Dataset →
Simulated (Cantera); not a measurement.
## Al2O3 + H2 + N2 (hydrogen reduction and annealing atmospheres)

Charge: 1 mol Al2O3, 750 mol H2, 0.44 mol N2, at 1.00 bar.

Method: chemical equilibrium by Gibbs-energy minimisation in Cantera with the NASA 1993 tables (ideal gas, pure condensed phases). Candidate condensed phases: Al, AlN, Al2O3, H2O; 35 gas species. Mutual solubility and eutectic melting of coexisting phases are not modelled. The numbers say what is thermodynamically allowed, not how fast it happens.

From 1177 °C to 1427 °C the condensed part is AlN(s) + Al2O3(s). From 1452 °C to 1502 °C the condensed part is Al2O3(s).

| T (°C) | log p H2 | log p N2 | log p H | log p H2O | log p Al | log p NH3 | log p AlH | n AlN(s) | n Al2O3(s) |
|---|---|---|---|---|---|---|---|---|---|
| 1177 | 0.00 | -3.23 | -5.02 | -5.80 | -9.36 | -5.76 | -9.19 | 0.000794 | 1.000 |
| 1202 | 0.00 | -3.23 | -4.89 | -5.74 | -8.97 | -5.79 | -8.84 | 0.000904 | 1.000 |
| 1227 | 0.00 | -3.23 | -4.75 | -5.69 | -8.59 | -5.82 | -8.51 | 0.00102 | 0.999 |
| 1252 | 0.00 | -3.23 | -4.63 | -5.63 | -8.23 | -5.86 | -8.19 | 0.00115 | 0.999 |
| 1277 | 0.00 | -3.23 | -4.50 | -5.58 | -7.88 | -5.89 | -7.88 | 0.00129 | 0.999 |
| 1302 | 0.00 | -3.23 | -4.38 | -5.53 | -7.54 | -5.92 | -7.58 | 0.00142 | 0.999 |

Required action → With the line holding "0.000794 | 1.000 |" as the first and the line holding "0.00129 | 0.999 |" as the last, please transcribe exactly the lines of the material above in that range and nothing else.

Your response →
| 1177 | 0.00 | -3.23 | -5.02 | -5.80 | -9.36 | -5.76 | -9.19 | 0.000794 | 1.000 |
| 1202 | 0.00 | -3.23 | -4.89 | -5.74 | -8.97 | -5.79 | -8.84 | 0.000904 | 1.000 |
| 1227 | 0.00 | -3.23 | -4.75 | -5.69 | -8.59 | -5.82 | -8.51 | 0.00102 | 0.999 |
| 1252 | 0.00 | -3.23 | -4.63 | -5.63 | -8.23 | -5.86 | -8.19 | 0.00115 | 0.999 |
| 1277 | 0.00 | -3.23 | -4.50 | -5.58 | -7.88 | -5.89 | -7.88 | 0.00129 | 0.999 |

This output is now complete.